> WORK ORDER
Return the opening lines of the material, word for word. End with the line that contains "At 190 mol N2, list".

** Opening GIVEN RECORDS block **

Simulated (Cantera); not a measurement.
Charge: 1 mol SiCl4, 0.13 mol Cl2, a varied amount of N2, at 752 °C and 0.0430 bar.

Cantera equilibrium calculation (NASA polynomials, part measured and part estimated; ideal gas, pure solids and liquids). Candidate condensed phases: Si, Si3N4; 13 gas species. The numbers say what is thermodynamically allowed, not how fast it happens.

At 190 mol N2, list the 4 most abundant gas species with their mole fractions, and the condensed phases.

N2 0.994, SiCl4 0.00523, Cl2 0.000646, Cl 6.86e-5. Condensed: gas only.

** Closing GIVEN RECORDS block **

> EXPECTED ANSWER
Simulated (Cantera); not a measurement.
Charge: 1 mol SiCl4, 0.13 mol Cl2, a varied amount of N2, at 752 °C and 0.0430 bar.

Cantera equilibrium calculation (NASA polynomials, part measured and part estimated; ideal gas, pure solids and liquids). Candidate condensed phases: Si, Si3N4; 13 gas species. The numbers say what is thermodynamically allowed, not how fast it happens.

At 190 mol N2, list the 4 most abundant gas species with their mole fractions, and the condensed phases.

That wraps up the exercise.